## WORK REQUEST
Every line of the material must come back exactly as given.

=== Begin Enclosure ===
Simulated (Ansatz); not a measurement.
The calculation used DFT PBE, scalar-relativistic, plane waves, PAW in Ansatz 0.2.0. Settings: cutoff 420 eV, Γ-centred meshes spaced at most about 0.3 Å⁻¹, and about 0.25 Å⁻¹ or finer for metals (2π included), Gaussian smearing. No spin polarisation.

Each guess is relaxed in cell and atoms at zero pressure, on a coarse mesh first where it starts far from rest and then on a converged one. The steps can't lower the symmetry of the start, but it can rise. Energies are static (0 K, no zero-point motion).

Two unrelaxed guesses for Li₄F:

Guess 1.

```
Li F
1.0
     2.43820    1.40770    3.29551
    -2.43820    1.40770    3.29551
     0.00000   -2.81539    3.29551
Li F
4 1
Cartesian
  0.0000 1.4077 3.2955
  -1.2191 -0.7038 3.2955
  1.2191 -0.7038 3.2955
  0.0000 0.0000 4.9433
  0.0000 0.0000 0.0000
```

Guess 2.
=== End Enclosure ===

## WRITTEN REPLY
Simulated (Ansatz); not a measurement.
The calculation used DFT PBE, scalar-relativistic, plane waves, PAW in Ansatz 0.2.0. Settings: cutoff 420 eV, Γ-centred meshes spaced at most about 0.3 Å⁻¹, and about 0.25 Å⁻¹ or finer for metals (2π included), Gaussian smearing. No spin polarisation.

Each guess is relaxed in cell and atoms at zero pressure, on a coarse mesh first where it starts far from rest and then on a converged one. The steps can't lower the symmetry of the start, but it can rise. Energies are static (0 K, no zero-point motion).

Two unrelaxed guesses for Li₄F:

Guess 1.

```
Li F
1.0
     2.43820    1.40770    3.29551
    -2.43820    1.40770    3.29551
     0.00000   -2.81539    3.29551
Li F
4 1
Cartesian
  0.0000 1.4077 3.2955
  -1.2191 -0.7038 3.2955
  1.2191 -0.7038 3.2955
  0.0000 0.0000 4.9433
  0.0000 0.0000 0.0000
```

Guess 2.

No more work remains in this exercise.